__SUPPLIED DATA__.
--- START ---
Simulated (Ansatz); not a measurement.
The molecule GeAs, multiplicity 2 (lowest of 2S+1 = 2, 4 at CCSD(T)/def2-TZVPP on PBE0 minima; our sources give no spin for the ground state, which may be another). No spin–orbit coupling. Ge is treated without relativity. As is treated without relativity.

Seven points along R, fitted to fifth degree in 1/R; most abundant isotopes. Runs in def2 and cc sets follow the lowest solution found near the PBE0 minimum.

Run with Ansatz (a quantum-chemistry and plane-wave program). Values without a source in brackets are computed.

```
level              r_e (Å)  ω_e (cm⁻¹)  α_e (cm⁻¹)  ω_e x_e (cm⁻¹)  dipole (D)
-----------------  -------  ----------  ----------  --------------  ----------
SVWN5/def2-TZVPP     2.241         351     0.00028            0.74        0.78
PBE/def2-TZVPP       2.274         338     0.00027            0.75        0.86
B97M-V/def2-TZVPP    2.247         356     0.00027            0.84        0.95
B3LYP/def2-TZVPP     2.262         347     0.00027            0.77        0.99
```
--- END ---

__WORK REQUEST__. Write out, exactly and with nothing else, the lines of the listing above from its first line through the line with "The molecule GeAs, multiplicity".

__WORKED SOLUTION__.
Simulated (Ansatz); not a measurement.
The molecule GeAs, multiplicity 2 (lowest of 2S+1 = 2, 4 at CCSD(T)/def2-TZVPP on PBE0 minima; our sources give no spin for the ground state, which may be another). No spin–orbit coupling. Ge is treated without relativity. As is treated without relativity.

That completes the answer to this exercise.